* **Data supplied**:
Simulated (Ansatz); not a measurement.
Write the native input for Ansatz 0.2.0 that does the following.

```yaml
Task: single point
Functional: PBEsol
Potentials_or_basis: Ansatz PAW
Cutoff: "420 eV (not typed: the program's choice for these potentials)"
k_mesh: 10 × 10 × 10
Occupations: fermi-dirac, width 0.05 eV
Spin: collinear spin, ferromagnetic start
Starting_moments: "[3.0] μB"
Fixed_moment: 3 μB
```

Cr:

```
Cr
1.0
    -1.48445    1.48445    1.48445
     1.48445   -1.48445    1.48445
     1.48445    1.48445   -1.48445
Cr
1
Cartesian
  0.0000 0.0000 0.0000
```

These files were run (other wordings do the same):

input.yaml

* **Required action**:
Your response must repeat the entries above exactly, in full.

* **Worked solution**:
Simulated (Ansatz); not a measurement.
Write the native input for Ansatz 0.2.0 that does the following.

```yaml
Task: single point
Functional: PBEsol
Potentials_or_basis: Ansatz PAW
Cutoff: "420 eV (not typed: the program's choice for these potentials)"
k_mesh: 10 × 10 × 10
Occupations: fermi-dirac, width 0.05 eV
Spin: collinear spin, ferromagnetic start
Starting_moments: "[3.0] μB"
Fixed_moment: 3 μB
```

Cr:

```
Cr
1.0
    -1.48445    1.48445    1.48445
     1.48445   -1.48445    1.48445
     1.48445    1.48445   -1.48445
Cr
1
Cartesian
  0.0000 0.0000 0.0000
```

These files were run (other wordings do the same):

input.yaml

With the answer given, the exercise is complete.